◆ BRIEF
Transcribe the listing below only from the line with "30.95 | 19.2 |" up to and including the line with "48.91 | 5.1 |".

********
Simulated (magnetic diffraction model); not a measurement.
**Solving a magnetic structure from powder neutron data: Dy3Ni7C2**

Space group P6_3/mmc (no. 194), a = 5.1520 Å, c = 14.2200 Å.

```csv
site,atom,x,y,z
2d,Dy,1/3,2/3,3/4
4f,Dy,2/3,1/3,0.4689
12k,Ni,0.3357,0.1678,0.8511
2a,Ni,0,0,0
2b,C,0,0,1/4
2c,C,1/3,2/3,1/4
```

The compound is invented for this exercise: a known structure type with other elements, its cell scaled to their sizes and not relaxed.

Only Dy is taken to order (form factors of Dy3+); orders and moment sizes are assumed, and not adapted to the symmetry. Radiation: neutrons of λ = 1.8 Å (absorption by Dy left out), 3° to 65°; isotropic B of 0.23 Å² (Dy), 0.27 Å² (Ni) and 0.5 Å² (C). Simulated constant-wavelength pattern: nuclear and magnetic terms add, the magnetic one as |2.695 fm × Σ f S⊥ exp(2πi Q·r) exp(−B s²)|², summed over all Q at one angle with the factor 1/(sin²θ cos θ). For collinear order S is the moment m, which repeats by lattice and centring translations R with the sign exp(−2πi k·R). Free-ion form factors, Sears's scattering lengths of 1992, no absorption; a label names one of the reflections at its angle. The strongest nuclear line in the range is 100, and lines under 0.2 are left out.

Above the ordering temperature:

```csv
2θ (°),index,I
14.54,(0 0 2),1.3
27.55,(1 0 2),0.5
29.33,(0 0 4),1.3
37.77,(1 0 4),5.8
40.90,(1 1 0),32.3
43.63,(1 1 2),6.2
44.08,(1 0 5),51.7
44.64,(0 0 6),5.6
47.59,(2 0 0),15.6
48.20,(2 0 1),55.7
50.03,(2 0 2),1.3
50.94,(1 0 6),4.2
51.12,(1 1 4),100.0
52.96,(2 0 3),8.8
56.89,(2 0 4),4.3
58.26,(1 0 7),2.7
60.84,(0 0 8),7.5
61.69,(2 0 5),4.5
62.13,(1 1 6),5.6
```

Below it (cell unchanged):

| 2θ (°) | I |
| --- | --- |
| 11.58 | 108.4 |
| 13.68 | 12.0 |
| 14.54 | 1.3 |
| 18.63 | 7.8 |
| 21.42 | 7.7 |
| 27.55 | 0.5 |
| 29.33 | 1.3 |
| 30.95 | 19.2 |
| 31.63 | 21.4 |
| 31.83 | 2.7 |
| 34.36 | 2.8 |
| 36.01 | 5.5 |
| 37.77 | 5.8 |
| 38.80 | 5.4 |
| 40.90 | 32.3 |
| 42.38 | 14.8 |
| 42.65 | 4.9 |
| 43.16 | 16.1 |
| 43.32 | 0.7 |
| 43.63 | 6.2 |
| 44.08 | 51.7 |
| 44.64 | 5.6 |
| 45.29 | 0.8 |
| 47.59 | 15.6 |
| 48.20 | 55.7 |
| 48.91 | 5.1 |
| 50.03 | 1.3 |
********

◆ ANSWER AREA
| 30.95 | 19.2 |
| 31.63 | 21.4 |
| 31.83 | 2.7 |
| 34.36 | 2.8 |
| 36.01 | 5.5 |
| 37.77 | 5.8 |
| 38.80 | 5.4 |
| 40.90 | 32.3 |
| 42.38 | 14.8 |
| 42.65 | 4.9 |
| 43.16 | 16.1 |
| 43.32 | 0.7 |
| 43.63 | 6.2 |
| 44.08 | 51.7 |
| 44.64 | 5.6 |
| 45.29 | 0.8 |
| 47.59 | 15.6 |
| 48.20 | 55.7 |
| 48.91 | 5.1 |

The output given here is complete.